□ □ □ □ □

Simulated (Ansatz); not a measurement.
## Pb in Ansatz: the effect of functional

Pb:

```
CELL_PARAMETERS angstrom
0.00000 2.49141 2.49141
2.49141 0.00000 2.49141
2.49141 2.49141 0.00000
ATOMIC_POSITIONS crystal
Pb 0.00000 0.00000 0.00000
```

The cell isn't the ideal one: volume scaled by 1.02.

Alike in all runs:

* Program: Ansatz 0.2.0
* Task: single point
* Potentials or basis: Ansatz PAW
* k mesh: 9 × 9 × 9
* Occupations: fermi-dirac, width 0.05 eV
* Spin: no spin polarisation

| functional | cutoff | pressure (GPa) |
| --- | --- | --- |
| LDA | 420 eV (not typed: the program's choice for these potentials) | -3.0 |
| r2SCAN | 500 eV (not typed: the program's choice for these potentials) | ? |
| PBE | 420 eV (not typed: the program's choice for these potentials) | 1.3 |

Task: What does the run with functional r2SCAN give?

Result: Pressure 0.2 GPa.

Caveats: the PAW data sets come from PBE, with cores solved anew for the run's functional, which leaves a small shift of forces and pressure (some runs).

□ □ □ □ □

### Required action:
Repeat the full set of records above character for character.

### Answer box:
Simulated (Ansatz); not a measurement.
## Pb in Ansatz: the effect of functional

Pb:

```
CELL_PARAMETERS angstrom
0.00000 2.49141 2.49141
2.49141 0.00000 2.49141
2.49141 2.49141 0.00000
ATOMIC_POSITIONS crystal
Pb 0.00000 0.00000 0.00000
```

The cell isn't the ideal one: volume scaled by 1.02.

Alike in all runs:

* Program: Ansatz 0.2.0
* Task: single point
* Potentials or basis: Ansatz PAW
* k mesh: 9 × 9 × 9
* Occupations: fermi-dirac, width 0.05 eV
* Spin: no spin polarisation

| functional | cutoff | pressure (GPa) |
| --- | --- | --- |
| LDA | 420 eV (not typed: the program's choice for these potentials) | -3.0 |
| r2SCAN | 500 eV (not typed: the program's choice for these potentials) | ? |
| PBE | 420 eV (not typed: the program's choice for these potentials) | 1.3 |

Task: What does the run with functional r2SCAN give?

Result: Pressure 0.2 GPa.

Caveats: the PAW data sets come from PBE, with cores solved anew for the run's functional, which leaves a small shift of forces and pressure (some runs).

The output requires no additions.